→ **Provided information**
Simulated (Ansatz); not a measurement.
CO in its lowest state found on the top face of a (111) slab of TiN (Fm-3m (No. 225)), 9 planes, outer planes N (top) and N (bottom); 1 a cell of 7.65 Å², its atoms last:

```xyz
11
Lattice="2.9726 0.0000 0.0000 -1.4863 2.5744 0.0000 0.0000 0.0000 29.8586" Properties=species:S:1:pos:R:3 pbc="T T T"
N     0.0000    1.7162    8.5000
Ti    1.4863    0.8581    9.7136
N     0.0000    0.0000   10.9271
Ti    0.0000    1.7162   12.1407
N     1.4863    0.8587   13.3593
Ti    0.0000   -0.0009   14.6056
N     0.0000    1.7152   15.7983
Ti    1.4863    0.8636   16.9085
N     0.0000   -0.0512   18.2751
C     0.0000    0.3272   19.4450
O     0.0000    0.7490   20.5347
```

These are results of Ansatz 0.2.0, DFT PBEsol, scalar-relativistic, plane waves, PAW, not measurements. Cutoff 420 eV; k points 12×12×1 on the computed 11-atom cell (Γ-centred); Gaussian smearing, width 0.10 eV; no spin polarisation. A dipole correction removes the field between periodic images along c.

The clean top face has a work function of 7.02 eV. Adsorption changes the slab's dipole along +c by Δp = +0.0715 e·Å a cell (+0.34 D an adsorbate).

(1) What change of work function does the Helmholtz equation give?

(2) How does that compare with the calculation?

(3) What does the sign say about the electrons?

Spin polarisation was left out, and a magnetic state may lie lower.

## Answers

→ **Exercise**
Return the entries exactly through the "Spin polarisation was" line.

→ **Written solution**
Simulated (Ansatz); not a measurement.
CO in its lowest state found on the top face of a (111) slab of TiN (Fm-3m (No. 225)), 9 planes, outer planes N (top) and N (bottom); 1 a cell of 7.65 Å², its atoms last:

```xyz
11
Lattice="2.9726 0.0000 0.0000 -1.4863 2.5744 0.0000 0.0000 0.0000 29.8586" Properties=species:S:1:pos:R:3 pbc="T T T"
N     0.0000    1.7162    8.5000
Ti    1.4863    0.8581    9.7136
N     0.0000    0.0000   10.9271
Ti    0.0000    1.7162   12.1407
N     1.4863    0.8587   13.3593
Ti    0.0000   -0.0009   14.6056
N     0.0000    1.7152   15.7983
Ti    1.4863    0.8636   16.9085
N     0.0000   -0.0512   18.2751
C     0.0000    0.3272   19.4450
O     0.0000    0.7490   20.5347
```

These are results of Ansatz 0.2.0, DFT PBEsol, scalar-relativistic, plane waves, PAW, not measurements. Cutoff 420 eV; k points 12×12×1 on the computed 11-atom cell (Γ-centred); Gaussian smearing, width 0.10 eV; no spin polarisation. A dipole correction removes the field between periodic images along c.

The clean top face has a work function of 7.02 eV. Adsorption changes the slab's dipole along +c by Δp = +0.0715 e·Å a cell (+0.34 D an adsorbate).

(1) What change of work function does the Helmholtz equation give?

(2) How does that compare with the calculation?

(3) What does the sign say about the electrons?

Spin polarisation was left out, and a magnetic state may lie lower.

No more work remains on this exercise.